*Action item:* Every record below should appear in your answer, copied exactly.

*Record set:*
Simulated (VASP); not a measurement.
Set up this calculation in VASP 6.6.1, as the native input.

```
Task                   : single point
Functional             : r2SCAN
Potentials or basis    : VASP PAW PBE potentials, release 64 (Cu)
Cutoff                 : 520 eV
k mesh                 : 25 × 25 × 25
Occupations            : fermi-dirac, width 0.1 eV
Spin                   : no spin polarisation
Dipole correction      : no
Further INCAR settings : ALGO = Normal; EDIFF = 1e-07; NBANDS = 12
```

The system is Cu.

*Response box:*
Simulated (VASP); not a measurement.
Set up this calculation in VASP 6.6.1, as the native input.

```
Task                   : single point
Functional             : r2SCAN
Potentials or basis    : VASP PAW PBE potentials, release 64 (Cu)
Cutoff                 : 520 eV
k mesh                 : 25 × 25 × 25
Occupations            : fermi-dirac, width 0.1 eV
Spin                   : no spin polarisation
Dipole correction      : no
Further INCAR settings : ALGO = Normal; EDIFF = 1e-07; NBANDS = 12
```

The system is Cu.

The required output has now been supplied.